ACTIVITY: The expected output is a verbatim reprint of the lines from the beginning of the data that follows through the line that contains "Question: How far".

━━ EXTRACTED INFORMATION

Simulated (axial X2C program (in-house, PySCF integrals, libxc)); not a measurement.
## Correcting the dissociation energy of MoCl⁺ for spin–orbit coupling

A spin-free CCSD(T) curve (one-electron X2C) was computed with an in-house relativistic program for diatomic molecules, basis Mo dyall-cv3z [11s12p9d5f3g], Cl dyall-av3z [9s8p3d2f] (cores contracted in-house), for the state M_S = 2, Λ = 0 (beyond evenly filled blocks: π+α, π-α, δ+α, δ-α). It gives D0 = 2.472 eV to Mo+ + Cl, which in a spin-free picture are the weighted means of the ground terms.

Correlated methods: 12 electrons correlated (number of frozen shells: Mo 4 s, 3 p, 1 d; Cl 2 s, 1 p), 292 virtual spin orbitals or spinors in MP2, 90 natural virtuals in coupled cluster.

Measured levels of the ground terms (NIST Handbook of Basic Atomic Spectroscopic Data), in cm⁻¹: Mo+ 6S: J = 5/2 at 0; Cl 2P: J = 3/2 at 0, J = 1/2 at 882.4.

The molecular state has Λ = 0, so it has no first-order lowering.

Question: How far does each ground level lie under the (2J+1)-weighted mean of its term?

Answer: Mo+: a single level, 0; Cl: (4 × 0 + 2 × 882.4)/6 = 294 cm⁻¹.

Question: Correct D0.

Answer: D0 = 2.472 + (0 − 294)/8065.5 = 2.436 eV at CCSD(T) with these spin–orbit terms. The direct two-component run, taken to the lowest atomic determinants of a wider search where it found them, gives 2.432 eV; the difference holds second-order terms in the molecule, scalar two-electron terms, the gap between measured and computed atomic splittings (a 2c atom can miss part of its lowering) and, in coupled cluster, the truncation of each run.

━━━━

EXPECTED ANSWER:
Simulated (axial X2C program (in-house, PySCF integrals, libxc)); not a measurement.
## Correcting the dissociation energy of MoCl⁺ for spin–orbit coupling

A spin-free CCSD(T) curve (one-electron X2C) was computed with an in-house relativistic program for diatomic molecules, basis Mo dyall-cv3z [11s12p9d5f3g], Cl dyall-av3z [9s8p3d2f] (cores contracted in-house), for the state M_S = 2, Λ = 0 (beyond evenly filled blocks: π+α, π-α, δ+α, δ-α). It gives D0 = 2.472 eV to Mo+ + Cl, which in a spin-free picture are the weighted means of the ground terms.

Correlated methods: 12 electrons correlated (number of frozen shells: Mo 4 s, 3 p, 1 d; Cl 2 s, 1 p), 292 virtual spin orbitals or spinors in MP2, 90 natural virtuals in coupled cluster.

Measured levels of the ground terms (NIST Handbook of Basic Atomic Spectroscopic Data), in cm⁻¹: Mo+ 6S: J = 5/2 at 0; Cl 2P: J = 3/2 at 0, J = 1/2 at 882.4.

The molecular state has Λ = 0, so it has no first-order lowering.

Question: How far does each ground level lie under the (2J+1)-weighted mean of its term?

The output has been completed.